Exercise data
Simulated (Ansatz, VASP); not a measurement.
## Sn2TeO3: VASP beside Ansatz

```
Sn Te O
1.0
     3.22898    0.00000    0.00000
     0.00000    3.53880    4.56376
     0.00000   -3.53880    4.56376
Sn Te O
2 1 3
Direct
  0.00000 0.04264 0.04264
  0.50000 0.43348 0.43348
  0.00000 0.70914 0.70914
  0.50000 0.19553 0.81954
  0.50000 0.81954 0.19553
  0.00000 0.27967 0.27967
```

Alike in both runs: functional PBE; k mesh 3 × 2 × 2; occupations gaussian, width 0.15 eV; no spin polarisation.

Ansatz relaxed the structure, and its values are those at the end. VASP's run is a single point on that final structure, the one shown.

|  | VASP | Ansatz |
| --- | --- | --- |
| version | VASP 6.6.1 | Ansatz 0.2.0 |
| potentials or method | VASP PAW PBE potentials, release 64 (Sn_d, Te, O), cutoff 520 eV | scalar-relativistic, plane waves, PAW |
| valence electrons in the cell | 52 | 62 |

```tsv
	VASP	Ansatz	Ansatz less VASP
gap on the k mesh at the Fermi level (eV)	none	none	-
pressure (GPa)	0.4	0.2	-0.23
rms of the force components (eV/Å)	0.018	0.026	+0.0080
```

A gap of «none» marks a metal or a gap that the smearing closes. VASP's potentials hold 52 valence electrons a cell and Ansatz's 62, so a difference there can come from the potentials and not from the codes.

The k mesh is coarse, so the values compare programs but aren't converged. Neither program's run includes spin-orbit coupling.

Assigned task
Copy out the whole listing exactly as given.

Answer area
Simulated (Ansatz, VASP); not a measurement.
## Sn2TeO3: VASP beside Ansatz

```
Sn Te O
1.0
     3.22898    0.00000    0.00000
     0.00000    3.53880    4.56376
     0.00000   -3.53880    4.56376
Sn Te O
2 1 3
Direct
  0.00000 0.04264 0.04264
  0.50000 0.43348 0.43348
  0.00000 0.70914 0.70914
  0.50000 0.19553 0.81954
  0.50000 0.81954 0.19553
  0.00000 0.27967 0.27967
```

Alike in both runs: functional PBE; k mesh 3 × 2 × 2; occupations gaussian, width 0.15 eV; no spin polarisation.

Ansatz relaxed the structure, and its values are those at the end. VASP's run is a single point on that final structure, the one shown.

|  | VASP | Ansatz |
| --- | --- | --- |
| version | VASP 6.6.1 | Ansatz 0.2.0 |
| potentials or method | VASP PAW PBE potentials, release 64 (Sn_d, Te, O), cutoff 520 eV | scalar-relativistic, plane waves, PAW |
| valence electrons in the cell | 52 | 62 |

```tsv
	VASP	Ansatz	Ansatz less VASP
gap on the k mesh at the Fermi level (eV)	none	none	-
pressure (GPa)	0.4	0.2	-0.23
rms of the force components (eV/Å)	0.018	0.026	+0.0080
```

A gap of «none» marks a metal or a gap that the smearing closes. VASP's potentials hold 52 valence electrons a cell and Ansatz's 62, so a difference there can come from the potentials and not from the codes.

The k mesh is coarse, so the values compare programs but aren't converged. Neither program's run includes spin-orbit coupling.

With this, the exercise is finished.